> WORK REQUEST:
Those lines of the material below that fall between its first line and the line with "12.063 | 0.446 |", both included, are to be repeated exactly.

> DATA SHOWN:
* * * * *

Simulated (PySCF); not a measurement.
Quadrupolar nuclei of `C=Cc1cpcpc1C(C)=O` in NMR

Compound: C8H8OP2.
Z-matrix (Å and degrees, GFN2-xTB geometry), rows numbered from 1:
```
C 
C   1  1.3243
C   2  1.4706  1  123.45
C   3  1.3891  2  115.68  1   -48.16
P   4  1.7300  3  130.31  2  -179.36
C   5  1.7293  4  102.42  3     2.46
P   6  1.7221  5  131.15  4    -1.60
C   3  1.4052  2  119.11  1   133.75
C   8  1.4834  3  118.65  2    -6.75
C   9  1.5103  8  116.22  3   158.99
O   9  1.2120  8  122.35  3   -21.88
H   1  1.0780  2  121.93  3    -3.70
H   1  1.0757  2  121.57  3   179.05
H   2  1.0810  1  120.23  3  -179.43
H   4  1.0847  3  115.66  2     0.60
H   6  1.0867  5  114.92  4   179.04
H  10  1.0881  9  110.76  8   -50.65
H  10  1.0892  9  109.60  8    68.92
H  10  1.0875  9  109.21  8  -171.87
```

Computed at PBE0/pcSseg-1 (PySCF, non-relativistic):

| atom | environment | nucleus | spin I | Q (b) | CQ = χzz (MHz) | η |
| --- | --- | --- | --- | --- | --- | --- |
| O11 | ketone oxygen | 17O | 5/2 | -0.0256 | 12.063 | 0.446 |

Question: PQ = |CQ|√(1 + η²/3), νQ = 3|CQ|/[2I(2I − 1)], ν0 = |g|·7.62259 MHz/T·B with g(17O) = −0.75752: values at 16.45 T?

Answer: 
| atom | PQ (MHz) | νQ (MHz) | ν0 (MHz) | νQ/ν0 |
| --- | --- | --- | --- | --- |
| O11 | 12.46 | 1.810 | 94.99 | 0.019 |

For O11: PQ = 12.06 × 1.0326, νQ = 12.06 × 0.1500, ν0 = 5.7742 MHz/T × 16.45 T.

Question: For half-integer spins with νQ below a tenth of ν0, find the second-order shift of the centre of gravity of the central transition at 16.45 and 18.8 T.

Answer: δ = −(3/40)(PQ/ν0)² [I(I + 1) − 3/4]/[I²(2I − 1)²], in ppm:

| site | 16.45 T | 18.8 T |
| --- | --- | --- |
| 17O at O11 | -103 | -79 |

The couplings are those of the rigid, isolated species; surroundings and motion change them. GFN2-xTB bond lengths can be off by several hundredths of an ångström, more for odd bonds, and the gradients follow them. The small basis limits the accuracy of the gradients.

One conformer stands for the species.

* * * * *

> TASK SOLUTION:
Simulated (PySCF); not a measurement.
Quadrupolar nuclei of `C=Cc1cpcpc1C(C)=O` in NMR

Compound: C8H8OP2.
Z-matrix (Å and degrees, GFN2-xTB geometry), rows numbered from 1:
```
C 
C   1  1.3243
C   2  1.4706  1  123.45
C   3  1.3891  2  115.68  1   -48.16
P   4  1.7300  3  130.31  2  -179.36
C   5  1.7293  4  102.42  3     2.46
P   6  1.7221  5  131.15  4    -1.60
C   3  1.4052  2  119.11  1   133.75
C   8  1.4834  3  118.65  2    -6.75
C   9  1.5103  8  116.22  3   158.99
O   9  1.2120  8  122.35  3   -21.88
H   1  1.0780  2  121.93  3    -3.70
H   1  1.0757  2  121.57  3   179.05
H   2  1.0810  1  120.23  3  -179.43
H   4  1.0847  3  115.66  2     0.60
H   6  1.0867  5  114.92  4   179.04
H  10  1.0881  9  110.76  8   -50.65
H  10  1.0892  9  109.60  8    68.92
H  10  1.0875  9  109.21  8  -171.87
```

Computed at PBE0/pcSseg-1 (PySCF, non-relativistic):

| atom | environment | nucleus | spin I | Q (b) | CQ = χzz (MHz) | η |
| --- | --- | --- | --- | --- | --- | --- |
| O11 | ketone oxygen | 17O | 5/2 | -0.0256 | 12.063 | 0.446 |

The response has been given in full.